## Work instruction
When you reach the line containing "Here is the" in the entries below, begin reproducing lines exactly, and stop once the line containing "Space group Fd-3m" is done.

## Data section
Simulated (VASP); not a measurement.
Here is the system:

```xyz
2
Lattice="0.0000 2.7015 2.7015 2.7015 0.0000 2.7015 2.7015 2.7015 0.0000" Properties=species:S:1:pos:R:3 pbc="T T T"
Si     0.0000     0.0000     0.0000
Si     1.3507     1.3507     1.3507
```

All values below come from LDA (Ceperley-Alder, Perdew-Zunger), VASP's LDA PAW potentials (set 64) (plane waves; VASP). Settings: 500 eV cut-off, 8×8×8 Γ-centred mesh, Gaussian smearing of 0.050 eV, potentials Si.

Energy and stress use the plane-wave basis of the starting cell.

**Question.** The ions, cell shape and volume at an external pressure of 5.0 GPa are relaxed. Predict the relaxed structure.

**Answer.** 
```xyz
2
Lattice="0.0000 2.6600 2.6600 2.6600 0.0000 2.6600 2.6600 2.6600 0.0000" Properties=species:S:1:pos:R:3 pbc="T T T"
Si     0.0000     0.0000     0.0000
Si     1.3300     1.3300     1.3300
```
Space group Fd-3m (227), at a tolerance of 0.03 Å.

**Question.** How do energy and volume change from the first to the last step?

## Exercise output
Here is the system:

```xyz
2
Lattice="0.0000 2.7015 2.7015 2.7015 0.0000 2.7015 2.7015 2.7015 0.0000" Properties=species:S:1:pos:R:3 pbc="T T T"
Si     0.0000     0.0000     0.0000
Si     1.3507     1.3507     1.3507
```

All values below come from LDA (Ceperley-Alder, Perdew-Zunger), VASP's LDA PAW potentials (set 64) (plane waves; VASP). Settings: 500 eV cut-off, 8×8×8 Γ-centred mesh, Gaussian smearing of 0.050 eV, potentials Si.

Energy and stress use the plane-wave basis of the starting cell.

**Question.** The ions, cell shape and volume at an external pressure of 5.0 GPa are relaxed. Predict the relaxed structure.

**Answer.** 
```xyz
2
Lattice="0.0000 2.6600 2.6600 2.6600 0.0000 2.6600 2.6600 2.6600 0.0000" Properties=species:S:1:pos:R:3 pbc="T T T"
Si     0.0000     0.0000     0.0000
Si     1.3300     1.3300     1.3300
```
Space group Fd-3m (227), at a tolerance of 0.03 Å.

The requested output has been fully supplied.